# [Task item]
Exactness is required throughout. Return every record once more.

# [Data supplied]
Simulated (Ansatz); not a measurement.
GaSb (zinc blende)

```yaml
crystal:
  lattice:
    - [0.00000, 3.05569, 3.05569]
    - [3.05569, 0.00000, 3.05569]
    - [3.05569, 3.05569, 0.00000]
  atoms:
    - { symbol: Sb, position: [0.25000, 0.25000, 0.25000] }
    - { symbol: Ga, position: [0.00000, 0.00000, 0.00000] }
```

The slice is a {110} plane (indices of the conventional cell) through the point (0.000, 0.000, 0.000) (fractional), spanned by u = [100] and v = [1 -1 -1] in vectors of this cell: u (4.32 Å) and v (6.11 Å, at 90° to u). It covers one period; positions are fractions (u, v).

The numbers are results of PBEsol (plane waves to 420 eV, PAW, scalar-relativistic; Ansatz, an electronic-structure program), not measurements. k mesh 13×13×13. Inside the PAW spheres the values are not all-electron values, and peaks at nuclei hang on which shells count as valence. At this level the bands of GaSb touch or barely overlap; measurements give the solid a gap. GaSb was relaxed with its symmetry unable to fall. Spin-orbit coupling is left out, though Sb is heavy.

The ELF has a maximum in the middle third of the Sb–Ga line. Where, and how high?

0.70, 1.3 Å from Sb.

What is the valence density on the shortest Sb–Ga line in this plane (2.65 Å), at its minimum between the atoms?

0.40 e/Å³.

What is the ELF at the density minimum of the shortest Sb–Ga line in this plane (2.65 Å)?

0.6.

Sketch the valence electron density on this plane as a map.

# [Your solution]
Simulated (Ansatz); not a measurement.
GaSb (zinc blende)

```yaml
crystal:
  lattice:
    - [0.00000, 3.05569, 3.05569]
    - [3.05569, 0.00000, 3.05569]
    - [3.05569, 3.05569, 0.00000]
  atoms:
    - { symbol: Sb, position: [0.25000, 0.25000, 0.25000] }
    - { symbol: Ga, position: [0.00000, 0.00000, 0.00000] }
```

The slice is a {110} plane (indices of the conventional cell) through the point (0.000, 0.000, 0.000) (fractional), spanned by u = [100] and v = [1 -1 -1] in vectors of this cell: u (4.32 Å) and v (6.11 Å, at 90° to u). It covers one period; positions are fractions (u, v).

The numbers are results of PBEsol (plane waves to 420 eV, PAW, scalar-relativistic; Ansatz, an electronic-structure program), not measurements. k mesh 13×13×13. Inside the PAW spheres the values are not all-electron values, and peaks at nuclei hang on which shells count as valence. At this level the bands of GaSb touch or barely overlap; measurements give the solid a gap. GaSb was relaxed with its symmetry unable to fall. Spin-orbit coupling is left out, though Sb is heavy.

The ELF has a maximum in the middle third of the Sb–Ga line. Where, and how high?

0.70, 1.3 Å from Sb.

What is the valence density on the shortest Sb–Ga line in this plane (2.65 Å), at its minimum between the atoms?

0.40 e/Å³.

What is the ELF at the density minimum of the shortest Sb–Ga line in this plane (2.65 Å)?

0.6.

Sketch the valence electron density on this plane as a map.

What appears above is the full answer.